• REQUIRED ACTION: Transcribe the whole listing precisely, leaving nothing out.

»»

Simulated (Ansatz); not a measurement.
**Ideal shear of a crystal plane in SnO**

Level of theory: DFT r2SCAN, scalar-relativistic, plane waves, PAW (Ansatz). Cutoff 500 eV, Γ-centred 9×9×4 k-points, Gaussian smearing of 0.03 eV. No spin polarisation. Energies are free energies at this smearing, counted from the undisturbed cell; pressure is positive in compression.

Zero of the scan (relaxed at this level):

««

• ANSWER BOX:
Simulated (Ansatz); not a measurement.
**Ideal shear of a crystal plane in SnO**

Level of theory: DFT r2SCAN, scalar-relativistic, plane waves, PAW (Ansatz). Cutoff 500 eV, Γ-centred 9×9×4 k-points, Gaussian smearing of 0.03 eV. No spin polarisation. Energies are free energies at this smearing, counted from the undisturbed cell; pressure is positive in compression.

Zero of the scan (relaxed at this level):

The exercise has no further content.